**Input data:**
***

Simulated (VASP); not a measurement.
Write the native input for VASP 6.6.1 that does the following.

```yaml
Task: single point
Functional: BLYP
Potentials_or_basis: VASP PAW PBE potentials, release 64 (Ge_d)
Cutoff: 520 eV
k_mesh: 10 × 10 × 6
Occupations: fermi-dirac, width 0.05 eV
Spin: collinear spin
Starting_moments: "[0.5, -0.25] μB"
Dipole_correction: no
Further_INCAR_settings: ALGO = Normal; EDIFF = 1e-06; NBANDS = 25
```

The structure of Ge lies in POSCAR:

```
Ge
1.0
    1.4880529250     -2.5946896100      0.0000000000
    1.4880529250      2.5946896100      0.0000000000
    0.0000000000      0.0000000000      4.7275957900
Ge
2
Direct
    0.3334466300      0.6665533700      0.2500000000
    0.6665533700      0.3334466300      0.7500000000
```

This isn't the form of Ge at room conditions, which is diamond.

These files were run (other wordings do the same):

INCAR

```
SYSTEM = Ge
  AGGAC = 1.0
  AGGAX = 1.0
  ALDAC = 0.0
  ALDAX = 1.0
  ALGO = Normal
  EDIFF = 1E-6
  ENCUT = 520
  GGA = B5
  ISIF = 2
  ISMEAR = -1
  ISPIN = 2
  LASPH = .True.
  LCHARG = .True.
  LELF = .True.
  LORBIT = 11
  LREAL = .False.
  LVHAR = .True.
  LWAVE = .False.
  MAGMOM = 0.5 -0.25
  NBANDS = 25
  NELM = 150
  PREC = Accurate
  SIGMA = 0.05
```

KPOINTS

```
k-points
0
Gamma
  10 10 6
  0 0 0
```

***

**Work instruction:** In this exercise, repeat the entries above verbatim.

**Written reply:**
Simulated (VASP); not a measurement.
Write the native input for VASP 6.6.1 that does the following.

```yaml
Task: single point
Functional: BLYP
Potentials_or_basis: VASP PAW PBE potentials, release 64 (Ge_d)
Cutoff: 520 eV
k_mesh: 10 × 10 × 6
Occupations: fermi-dirac, width 0.05 eV
Spin: collinear spin
Starting_moments: "[0.5, -0.25] μB"
Dipole_correction: no
Further_INCAR_settings: ALGO = Normal; EDIFF = 1e-06; NBANDS = 25
```

The structure of Ge lies in POSCAR:

```
Ge
1.0
    1.4880529250     -2.5946896100      0.0000000000
    1.4880529250      2.5946896100      0.0000000000
    0.0000000000      0.0000000000      4.7275957900
Ge
2
Direct
    0.3334466300      0.6665533700      0.2500000000
    0.6665533700      0.3334466300      0.7500000000
```

This isn't the form of Ge at room conditions, which is diamond.

These files were run (other wordings do the same):

INCAR

```
SYSTEM = Ge
  AGGAC = 1.0
  AGGAX = 1.0
  ALDAC = 0.0
  ALDAX = 1.0
  ALGO = Normal
  EDIFF = 1E-6
  ENCUT = 520
  GGA = B5
  ISIF = 2
  ISMEAR = -1
  ISPIN = 2
  LASPH = .True.
  LCHARG = .True.
  LELF = .True.
  LORBIT = 11
  LREAL = .False.
  LVHAR = .True.
  LWAVE = .False.
  MAGMOM = 0.5 -0.25
  NBANDS = 25
  NELM = 150
  PREC = Accurate
  SIGMA = 0.05
```

KPOINTS

```
k-points
0
Gamma
  10 10 6
  0 0 0
```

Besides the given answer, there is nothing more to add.